Work order:
Produce an exact copy of all records below.

Data for analysis:
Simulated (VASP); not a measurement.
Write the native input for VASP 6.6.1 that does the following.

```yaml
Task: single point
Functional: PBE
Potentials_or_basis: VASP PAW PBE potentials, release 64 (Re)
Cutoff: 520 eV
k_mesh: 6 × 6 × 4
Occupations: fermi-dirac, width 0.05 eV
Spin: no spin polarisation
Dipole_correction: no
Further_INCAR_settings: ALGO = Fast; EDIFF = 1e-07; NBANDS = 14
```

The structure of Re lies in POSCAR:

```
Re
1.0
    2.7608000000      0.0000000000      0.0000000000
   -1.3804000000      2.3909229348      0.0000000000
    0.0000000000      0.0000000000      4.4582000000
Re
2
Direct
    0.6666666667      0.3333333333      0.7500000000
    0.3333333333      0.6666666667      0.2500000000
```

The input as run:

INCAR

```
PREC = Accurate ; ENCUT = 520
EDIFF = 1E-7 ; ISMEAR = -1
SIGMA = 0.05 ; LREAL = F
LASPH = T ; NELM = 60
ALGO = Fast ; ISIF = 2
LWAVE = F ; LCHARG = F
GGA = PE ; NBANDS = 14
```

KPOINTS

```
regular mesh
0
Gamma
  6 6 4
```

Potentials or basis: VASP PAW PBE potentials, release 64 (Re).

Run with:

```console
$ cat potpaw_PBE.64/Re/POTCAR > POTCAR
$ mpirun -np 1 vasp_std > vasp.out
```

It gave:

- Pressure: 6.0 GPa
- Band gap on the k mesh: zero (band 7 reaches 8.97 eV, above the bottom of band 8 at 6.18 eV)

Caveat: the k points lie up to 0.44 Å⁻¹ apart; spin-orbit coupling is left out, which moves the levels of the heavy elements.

Worked solution:
Simulated (VASP); not a measurement.
Write the native input for VASP 6.6.1 that does the following.

```yaml
Task: single point
Functional: PBE
Potentials_or_basis: VASP PAW PBE potentials, release 64 (Re)
Cutoff: 520 eV
k_mesh: 6 × 6 × 4
Occupations: fermi-dirac, width 0.05 eV
Spin: no spin polarisation
Dipole_correction: no
Further_INCAR_settings: ALGO = Fast; EDIFF = 1e-07; NBANDS = 14
```

The structure of Re lies in POSCAR:

```
Re
1.0
    2.7608000000      0.0000000000      0.0000000000
   -1.3804000000      2.3909229348      0.0000000000
    0.0000000000      0.0000000000      4.4582000000
Re
2
Direct
    0.6666666667      0.3333333333      0.7500000000
    0.3333333333      0.6666666667      0.2500000000
```

The input as run:

INCAR

```
PREC = Accurate ; ENCUT = 520
EDIFF = 1E-7 ; ISMEAR = -1
SIGMA = 0.05 ; LREAL = F
LASPH = T ; NELM = 60
ALGO = Fast ; ISIF = 2
LWAVE = F ; LCHARG = F
GGA = PE ; NBANDS = 14
```

KPOINTS

```
regular mesh
0
Gamma
  6 6 4
```

Potentials or basis: VASP PAW PBE potentials, release 64 (Re).

Run with:

```console
$ cat potpaw_PBE.64/Re/POTCAR > POTCAR
$ mpirun -np 1 vasp_std > vasp.out
```

It gave:

- Pressure: 6.0 GPa
- Band gap on the k mesh: zero (band 7 reaches 8.97 eV, above the bottom of band 8 at 6.18 eV)

Caveat: the k points lie up to 0.44 Å⁻¹ apart; spin-orbit coupling is left out, which moves the levels of the heavy elements.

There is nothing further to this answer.